*** Opening PROVIDED MATERIAL ***

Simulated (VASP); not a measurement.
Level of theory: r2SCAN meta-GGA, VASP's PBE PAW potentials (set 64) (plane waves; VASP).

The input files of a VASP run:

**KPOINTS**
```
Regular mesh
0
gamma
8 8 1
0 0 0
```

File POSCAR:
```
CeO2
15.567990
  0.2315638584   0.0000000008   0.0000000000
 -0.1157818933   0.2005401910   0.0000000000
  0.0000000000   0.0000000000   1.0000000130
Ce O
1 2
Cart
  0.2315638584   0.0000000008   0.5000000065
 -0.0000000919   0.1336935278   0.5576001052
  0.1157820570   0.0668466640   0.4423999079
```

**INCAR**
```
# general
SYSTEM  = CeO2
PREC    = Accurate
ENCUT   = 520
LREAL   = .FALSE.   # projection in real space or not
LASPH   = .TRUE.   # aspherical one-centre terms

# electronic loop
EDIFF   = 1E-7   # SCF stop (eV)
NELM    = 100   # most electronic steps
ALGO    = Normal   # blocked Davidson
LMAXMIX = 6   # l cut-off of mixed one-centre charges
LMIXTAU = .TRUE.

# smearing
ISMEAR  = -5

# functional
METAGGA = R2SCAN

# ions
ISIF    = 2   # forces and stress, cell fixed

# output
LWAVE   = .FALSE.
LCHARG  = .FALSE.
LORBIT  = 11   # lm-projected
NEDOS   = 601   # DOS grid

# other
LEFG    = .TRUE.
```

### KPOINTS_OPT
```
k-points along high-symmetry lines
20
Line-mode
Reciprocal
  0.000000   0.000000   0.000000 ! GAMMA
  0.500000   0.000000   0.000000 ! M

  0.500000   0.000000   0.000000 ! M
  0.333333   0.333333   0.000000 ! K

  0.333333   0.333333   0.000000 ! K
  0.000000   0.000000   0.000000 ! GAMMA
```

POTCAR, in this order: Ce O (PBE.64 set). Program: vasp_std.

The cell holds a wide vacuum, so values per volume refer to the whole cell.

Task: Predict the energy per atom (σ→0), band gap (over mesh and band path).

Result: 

*** Closing PROVIDED MATERIAL ***

ACTIVITY =>
The lines of the data, from the first through the one containing "Task: Predict the", are to be transcribed exactly.

EXERCISE ANSWER =>
Simulated (VASP); not a measurement.
Level of theory: r2SCAN meta-GGA, VASP's PBE PAW potentials (set 64) (plane waves; VASP).

The input files of a VASP run:

**KPOINTS**
```
Regular mesh
0
gamma
8 8 1
0 0 0
```

File POSCAR:
```
CeO2
15.567990
  0.2315638584   0.0000000008   0.0000000000
 -0.1157818933   0.2005401910   0.0000000000
  0.0000000000   0.0000000000   1.0000000130
Ce O
1 2
Cart
  0.2315638584   0.0000000008   0.5000000065
 -0.0000000919   0.1336935278   0.5576001052
  0.1157820570   0.0668466640   0.4423999079
```

**INCAR**
```
# general
SYSTEM  = CeO2
PREC    = Accurate
ENCUT   = 520
LREAL   = .FALSE.   # projection in real space or not
LASPH   = .TRUE.   # aspherical one-centre terms

# electronic loop
EDIFF   = 1E-7   # SCF stop (eV)
NELM    = 100   # most electronic steps
ALGO    = Normal   # blocked Davidson
LMAXMIX = 6   # l cut-off of mixed one-centre charges
LMIXTAU = .TRUE.

# smearing
ISMEAR  = -5

# functional
METAGGA = R2SCAN

# ions
ISIF    = 2   # forces and stress, cell fixed

# output
LWAVE   = .FALSE.
LCHARG  = .FALSE.
LORBIT  = 11   # lm-projected
NEDOS   = 601   # DOS grid

# other
LEFG    = .TRUE.
```

### KPOINTS_OPT
```
k-points along high-symmetry lines
20
Line-mode
Reciprocal
  0.000000   0.000000   0.000000 ! GAMMA
  0.500000   0.000000   0.000000 ! M

  0.500000   0.000000   0.000000 ! M
  0.333333   0.333333   0.000000 ! K

  0.333333   0.333333   0.000000 ! K
  0.000000   0.000000   0.000000 ! GAMMA
```

POTCAR, in this order: Ce O (PBE.64 set). Program: vasp_std.

The cell holds a wide vacuum, so values per volume refer to the whole cell.

Task: Predict the energy per atom (σ→0), band gap (over mesh and band path).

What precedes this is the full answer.